===============
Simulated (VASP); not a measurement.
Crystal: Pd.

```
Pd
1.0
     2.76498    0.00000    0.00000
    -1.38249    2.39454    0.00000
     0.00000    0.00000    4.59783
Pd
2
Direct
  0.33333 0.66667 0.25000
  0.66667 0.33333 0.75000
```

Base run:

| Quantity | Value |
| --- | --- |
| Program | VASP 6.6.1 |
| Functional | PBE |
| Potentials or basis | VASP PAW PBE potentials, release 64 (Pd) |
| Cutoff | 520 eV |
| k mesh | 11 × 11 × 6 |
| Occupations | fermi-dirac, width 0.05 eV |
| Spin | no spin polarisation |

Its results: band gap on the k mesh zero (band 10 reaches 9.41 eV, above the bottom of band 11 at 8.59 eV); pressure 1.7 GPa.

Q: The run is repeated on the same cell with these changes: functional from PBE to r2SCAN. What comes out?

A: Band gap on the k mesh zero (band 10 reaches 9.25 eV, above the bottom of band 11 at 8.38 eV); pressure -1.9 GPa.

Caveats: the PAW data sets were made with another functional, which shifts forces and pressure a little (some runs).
===============

Required action |
Above are some lines. Repeat exactly, and only, those from the line that has "Q: The run is" through the line that has "A: Band gap".

Reply |
Q: The run is repeated on the same cell with these changes: functional from PBE to r2SCAN. What comes out?

A: Band gap on the k mesh zero (band 10 reaches 9.25 eV, above the bottom of band 11 at 8.38 eV); pressure -1.9 GPa.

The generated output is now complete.